EXTRACTED RECORDS:

• • • • •

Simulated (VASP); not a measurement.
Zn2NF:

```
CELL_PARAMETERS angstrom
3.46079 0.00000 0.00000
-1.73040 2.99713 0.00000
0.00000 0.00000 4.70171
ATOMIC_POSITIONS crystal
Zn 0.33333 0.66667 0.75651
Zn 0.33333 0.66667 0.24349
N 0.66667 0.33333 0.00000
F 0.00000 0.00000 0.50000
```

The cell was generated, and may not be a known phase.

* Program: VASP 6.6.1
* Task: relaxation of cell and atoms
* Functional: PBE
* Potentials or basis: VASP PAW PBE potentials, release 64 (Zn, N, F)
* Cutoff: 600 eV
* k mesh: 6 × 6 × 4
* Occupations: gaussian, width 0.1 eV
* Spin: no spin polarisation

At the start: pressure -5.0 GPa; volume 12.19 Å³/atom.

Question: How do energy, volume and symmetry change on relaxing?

• • • • •

WORK INSTRUCTION:
Your reply should contain every entry, repeated exactly.

WRITTEN REPLY:
Simulated (VASP); not a measurement.
Zn2NF:

```
CELL_PARAMETERS angstrom
3.46079 0.00000 0.00000
-1.73040 2.99713 0.00000
0.00000 0.00000 4.70171
ATOMIC_POSITIONS crystal
Zn 0.33333 0.66667 0.75651
Zn 0.33333 0.66667 0.24349
N 0.66667 0.33333 0.00000
F 0.00000 0.00000 0.50000
```

The cell was generated, and may not be a known phase.

* Program: VASP 6.6.1
* Task: relaxation of cell and atoms
* Functional: PBE
* Potentials or basis: VASP PAW PBE potentials, release 64 (Zn, N, F)
* Cutoff: 600 eV
* k mesh: 6 × 6 × 4
* Occupations: gaussian, width 0.1 eV
* Spin: no spin polarisation

At the start: pressure -5.0 GPa; volume 12.19 Å³/atom.

Question: How do energy, volume and symmetry change on relaxing?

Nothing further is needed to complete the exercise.